• WORK INSTRUCTION:
Starting with the line containing "POTCAR, in this" and going on through the line containing "Output of the", return the lines of the data below exactly, and only those.

====================

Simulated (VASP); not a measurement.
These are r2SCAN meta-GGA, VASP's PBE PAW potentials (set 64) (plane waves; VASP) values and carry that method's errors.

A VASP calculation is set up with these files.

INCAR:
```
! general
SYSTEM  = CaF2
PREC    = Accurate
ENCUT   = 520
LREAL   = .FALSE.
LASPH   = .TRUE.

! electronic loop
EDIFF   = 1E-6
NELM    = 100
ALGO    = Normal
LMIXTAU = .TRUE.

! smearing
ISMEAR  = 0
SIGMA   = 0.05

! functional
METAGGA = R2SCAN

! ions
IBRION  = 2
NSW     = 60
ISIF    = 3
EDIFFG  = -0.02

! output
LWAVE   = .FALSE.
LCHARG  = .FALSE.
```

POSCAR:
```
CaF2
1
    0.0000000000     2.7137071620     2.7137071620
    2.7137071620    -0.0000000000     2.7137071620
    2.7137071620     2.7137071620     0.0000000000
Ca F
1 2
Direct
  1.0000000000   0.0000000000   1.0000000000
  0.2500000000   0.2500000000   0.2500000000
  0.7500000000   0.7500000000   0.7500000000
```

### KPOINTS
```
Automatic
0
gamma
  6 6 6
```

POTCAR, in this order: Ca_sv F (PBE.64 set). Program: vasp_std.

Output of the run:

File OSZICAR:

====================

• YOUR RESPONSE:
POTCAR, in this order: Ca_sv F (PBE.64 set). Program: vasp_std.

Output of the run:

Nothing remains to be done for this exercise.